DATA SECTION —
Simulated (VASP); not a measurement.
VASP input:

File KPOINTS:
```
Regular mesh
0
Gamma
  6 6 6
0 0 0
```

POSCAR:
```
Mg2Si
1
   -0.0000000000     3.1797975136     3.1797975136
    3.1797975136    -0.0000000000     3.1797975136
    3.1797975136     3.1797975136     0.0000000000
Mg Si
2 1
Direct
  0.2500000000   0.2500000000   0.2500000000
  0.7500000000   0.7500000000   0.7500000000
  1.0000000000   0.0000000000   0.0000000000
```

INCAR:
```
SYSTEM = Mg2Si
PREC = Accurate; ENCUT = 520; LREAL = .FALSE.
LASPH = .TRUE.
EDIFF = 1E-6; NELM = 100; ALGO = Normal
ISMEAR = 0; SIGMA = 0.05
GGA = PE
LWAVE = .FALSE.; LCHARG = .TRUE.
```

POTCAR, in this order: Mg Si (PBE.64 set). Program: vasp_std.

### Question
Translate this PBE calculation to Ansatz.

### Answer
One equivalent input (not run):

EXERCISE — All of the data above should be transcribed exactly.

EXPECTED ANSWER —
Simulated (VASP); not a measurement.
VASP input:

File KPOINTS:
```
Regular mesh
0
Gamma
  6 6 6
0 0 0
```

POSCAR:
```
Mg2Si
1
   -0.0000000000     3.1797975136     3.1797975136
    3.1797975136    -0.0000000000     3.1797975136
    3.1797975136     3.1797975136     0.0000000000
Mg Si
2 1
Direct
  0.2500000000   0.2500000000   0.2500000000
  0.7500000000   0.7500000000   0.7500000000
  1.0000000000   0.0000000000   0.0000000000
```

INCAR:
```
SYSTEM = Mg2Si
PREC = Accurate; ENCUT = 520; LREAL = .FALSE.
LASPH = .TRUE.
EDIFF = 1E-6; NELM = 100; ALGO = Normal
ISMEAR = 0; SIGMA = 0.05
GGA = PE
LWAVE = .FALSE.; LCHARG = .TRUE.
```

POTCAR, in this order: Mg Si (PBE.64 set). Program: vasp_std.

### Question
Translate this PBE calculation to Ansatz.

### Answer
One equivalent input (not run):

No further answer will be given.